# Assignment
From the first line of the records down to the one that holds "Level of theory: PBE0-D3(BJ)/def2-SVP", transcribe each line exactly and add nothing.

# Data to examine
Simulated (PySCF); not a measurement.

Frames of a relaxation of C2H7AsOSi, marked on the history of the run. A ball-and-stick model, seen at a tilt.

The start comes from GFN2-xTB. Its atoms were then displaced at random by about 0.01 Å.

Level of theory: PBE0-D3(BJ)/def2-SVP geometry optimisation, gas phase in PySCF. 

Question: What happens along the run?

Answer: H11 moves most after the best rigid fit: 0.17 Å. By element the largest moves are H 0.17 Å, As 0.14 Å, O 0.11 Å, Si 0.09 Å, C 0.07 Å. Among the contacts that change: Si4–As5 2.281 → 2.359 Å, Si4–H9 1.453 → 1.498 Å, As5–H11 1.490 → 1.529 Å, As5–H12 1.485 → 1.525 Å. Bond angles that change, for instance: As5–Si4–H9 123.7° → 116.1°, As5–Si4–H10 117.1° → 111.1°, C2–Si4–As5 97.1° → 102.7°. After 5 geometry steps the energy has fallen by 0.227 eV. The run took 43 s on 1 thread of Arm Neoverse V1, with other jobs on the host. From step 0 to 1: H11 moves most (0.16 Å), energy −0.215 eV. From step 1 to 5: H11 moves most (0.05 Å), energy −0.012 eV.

# Exercise answer
Simulated (PySCF); not a measurement.

Frames of a relaxation of C2H7AsOSi, marked on the history of the run. A ball-and-stick model, seen at a tilt.

The start comes from GFN2-xTB. Its atoms were then displaced at random by about 0.01 Å.

Level of theory: PBE0-D3(BJ)/def2-SVP geometry optimisation, gas phase in PySCF. 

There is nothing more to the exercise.